= = =
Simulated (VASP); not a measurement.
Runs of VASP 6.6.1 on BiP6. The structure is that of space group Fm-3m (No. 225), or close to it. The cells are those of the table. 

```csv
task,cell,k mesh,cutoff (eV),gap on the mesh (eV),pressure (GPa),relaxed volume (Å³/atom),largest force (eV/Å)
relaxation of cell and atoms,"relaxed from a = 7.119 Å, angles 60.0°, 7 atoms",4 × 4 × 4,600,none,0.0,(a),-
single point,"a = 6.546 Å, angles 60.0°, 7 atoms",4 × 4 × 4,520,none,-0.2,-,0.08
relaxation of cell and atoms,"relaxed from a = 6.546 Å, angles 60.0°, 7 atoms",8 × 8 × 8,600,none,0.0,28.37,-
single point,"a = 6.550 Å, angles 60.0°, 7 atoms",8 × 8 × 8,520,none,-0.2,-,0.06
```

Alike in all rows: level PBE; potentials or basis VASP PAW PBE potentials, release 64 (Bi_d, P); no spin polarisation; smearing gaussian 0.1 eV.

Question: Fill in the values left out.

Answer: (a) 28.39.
= = =

■ ACTION ITEM:
For this exercise, please copy exactly the lines of the material above from its first line through the line where "Question: Fill in the values left out." appears.

■ EXERCISE OUTPUT:
Simulated (VASP); not a measurement.
Runs of VASP 6.6.1 on BiP6. The structure is that of space group Fm-3m (No. 225), or close to it. The cells are those of the table. 

```csv
task,cell,k mesh,cutoff (eV),gap on the mesh (eV),pressure (GPa),relaxed volume (Å³/atom),largest force (eV/Å)
relaxation of cell and atoms,"relaxed from a = 7.119 Å, angles 60.0°, 7 atoms",4 × 4 × 4,600,none,0.0,(a),-
single point,"a = 6.546 Å, angles 60.0°, 7 atoms",4 × 4 × 4,520,none,-0.2,-,0.08
relaxation of cell and atoms,"relaxed from a = 6.546 Å, angles 60.0°, 7 atoms",8 × 8 × 8,600,none,0.0,28.37,-
single point,"a = 6.550 Å, angles 60.0°, 7 atoms",8 × 8 × 8,520,none,-0.2,-,0.06
```

Alike in all rows: level PBE; potentials or basis VASP PAW PBE potentials, release 64 (Bi_d, P); no spin polarisation; smearing gaussian 0.1 eV.

Question: Fill in the values left out.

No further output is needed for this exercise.